MATERIAL PROVIDED:
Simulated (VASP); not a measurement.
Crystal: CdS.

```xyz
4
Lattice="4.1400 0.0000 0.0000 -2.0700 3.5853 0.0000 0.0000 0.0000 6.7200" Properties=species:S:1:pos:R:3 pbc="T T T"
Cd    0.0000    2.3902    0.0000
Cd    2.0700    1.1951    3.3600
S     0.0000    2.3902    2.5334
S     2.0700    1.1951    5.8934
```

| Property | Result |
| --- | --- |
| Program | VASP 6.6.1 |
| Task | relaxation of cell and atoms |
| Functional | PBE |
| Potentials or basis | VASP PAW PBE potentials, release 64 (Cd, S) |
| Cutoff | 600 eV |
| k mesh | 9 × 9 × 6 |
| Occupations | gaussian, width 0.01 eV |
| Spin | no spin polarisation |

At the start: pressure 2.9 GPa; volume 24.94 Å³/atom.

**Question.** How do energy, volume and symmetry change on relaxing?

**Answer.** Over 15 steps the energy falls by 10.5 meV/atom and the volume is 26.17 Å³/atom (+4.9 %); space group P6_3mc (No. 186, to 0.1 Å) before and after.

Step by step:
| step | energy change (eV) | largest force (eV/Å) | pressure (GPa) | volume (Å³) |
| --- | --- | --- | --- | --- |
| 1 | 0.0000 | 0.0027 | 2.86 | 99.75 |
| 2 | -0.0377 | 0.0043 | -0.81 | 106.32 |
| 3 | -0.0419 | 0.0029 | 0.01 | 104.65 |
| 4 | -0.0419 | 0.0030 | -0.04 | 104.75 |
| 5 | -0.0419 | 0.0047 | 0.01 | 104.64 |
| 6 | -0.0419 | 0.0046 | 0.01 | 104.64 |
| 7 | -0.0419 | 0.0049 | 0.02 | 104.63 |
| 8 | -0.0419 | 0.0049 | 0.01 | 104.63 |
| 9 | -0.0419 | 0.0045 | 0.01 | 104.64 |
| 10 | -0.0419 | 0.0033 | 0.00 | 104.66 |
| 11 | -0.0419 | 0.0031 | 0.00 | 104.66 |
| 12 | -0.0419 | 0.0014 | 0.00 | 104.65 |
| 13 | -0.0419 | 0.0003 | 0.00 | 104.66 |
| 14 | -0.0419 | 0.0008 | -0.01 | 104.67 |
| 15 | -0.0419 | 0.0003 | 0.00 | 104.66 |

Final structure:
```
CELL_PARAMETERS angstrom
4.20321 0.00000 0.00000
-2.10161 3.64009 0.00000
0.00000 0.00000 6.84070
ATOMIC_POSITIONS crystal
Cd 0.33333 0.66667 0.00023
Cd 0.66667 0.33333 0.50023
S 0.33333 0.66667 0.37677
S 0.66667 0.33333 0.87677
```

TASK ITEM: From the records above, transcribe exactly the run of lines that opens with the line holding "and atoms |" and closes with the line holding "At the start: pressure", both included.

RESPONSE BOX:
| Task | relaxation of cell and atoms |
| Functional | PBE |
| Potentials or basis | VASP PAW PBE potentials, release 64 (Cd, S) |
| Cutoff | 600 eV |
| k mesh | 9 × 9 × 6 |
| Occupations | gaussian, width 0.01 eV |
| Spin | no spin polarisation |

At the start: pressure 2.9 GPa; volume 24.94 Å³/atom.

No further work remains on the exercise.